REQUIREMENT:
Transcribe each line below word for word.

LISTED RECORDS:
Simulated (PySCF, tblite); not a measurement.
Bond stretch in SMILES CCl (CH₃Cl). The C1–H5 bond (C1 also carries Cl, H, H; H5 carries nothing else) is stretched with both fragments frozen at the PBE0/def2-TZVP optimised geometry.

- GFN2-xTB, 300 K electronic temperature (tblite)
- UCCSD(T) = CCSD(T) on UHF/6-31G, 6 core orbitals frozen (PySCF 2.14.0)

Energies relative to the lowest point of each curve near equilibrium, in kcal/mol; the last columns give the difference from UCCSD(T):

TASK RESPONSE:
Simulated (PySCF, tblite); not a measurement.
Bond stretch in SMILES CCl (CH₃Cl). The C1–H5 bond (C1 also carries Cl, H, H; H5 carries nothing else) is stretched with both fragments frozen at the PBE0/def2-TZVP optimised geometry.

- GFN2-xTB, 300 K electronic temperature (tblite)
- UCCSD(T) = CCSD(T) on UHF/6-31G, 6 core orbitals frozen (PySCF 2.14.0)

Energies relative to the lowest point of each curve near equilibrium, in kcal/mol; the last columns give the difference from UCCSD(T):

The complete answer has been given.